The listing below contains a span that opens with the line containing "## Shieldings and field gradients in K3YV2O8" and closes with the line containing "The structure is". Return that span exactly.

DATA EXTRACTS –

· · ·

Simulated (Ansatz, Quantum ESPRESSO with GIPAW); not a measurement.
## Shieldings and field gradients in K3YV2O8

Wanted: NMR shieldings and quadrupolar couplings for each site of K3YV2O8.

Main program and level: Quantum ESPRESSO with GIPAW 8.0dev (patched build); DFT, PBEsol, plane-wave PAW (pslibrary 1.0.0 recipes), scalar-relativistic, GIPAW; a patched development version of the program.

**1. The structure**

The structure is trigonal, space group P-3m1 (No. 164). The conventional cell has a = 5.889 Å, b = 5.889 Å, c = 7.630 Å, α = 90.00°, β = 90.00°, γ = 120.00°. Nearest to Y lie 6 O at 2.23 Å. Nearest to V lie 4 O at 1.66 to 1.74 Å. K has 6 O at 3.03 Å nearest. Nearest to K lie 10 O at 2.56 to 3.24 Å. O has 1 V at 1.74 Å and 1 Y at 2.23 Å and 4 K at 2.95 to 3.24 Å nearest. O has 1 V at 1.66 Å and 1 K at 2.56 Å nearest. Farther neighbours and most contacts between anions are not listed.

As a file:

· · ·

ANSWER AREA –
## Shieldings and field gradients in K3YV2O8

Wanted: NMR shieldings and quadrupolar couplings for each site of K3YV2O8.

Main program and level: Quantum ESPRESSO with GIPAW 8.0dev (patched build); DFT, PBEsol, plane-wave PAW (pslibrary 1.0.0 recipes), scalar-relativistic, GIPAW; a patched development version of the program.

**1. The structure**

The structure is trigonal, space group P-3m1 (No. 164). The conventional cell has a = 5.889 Å, b = 5.889 Å, c = 7.630 Å, α = 90.00°, β = 90.00°, γ = 120.00°. Nearest to Y lie 6 O at 2.23 Å. Nearest to V lie 4 O at 1.66 to 1.74 Å. K has 6 O at 3.03 Å nearest. Nearest to K lie 10 O at 2.56 to 3.24 Å. O has 1 V at 1.74 Å and 1 Y at 2.23 Å and 4 K at 2.95 to 3.24 Å nearest. O has 1 V at 1.66 Å and 1 K at 2.56 Å nearest. Farther neighbours and most contacts between anions are not listed.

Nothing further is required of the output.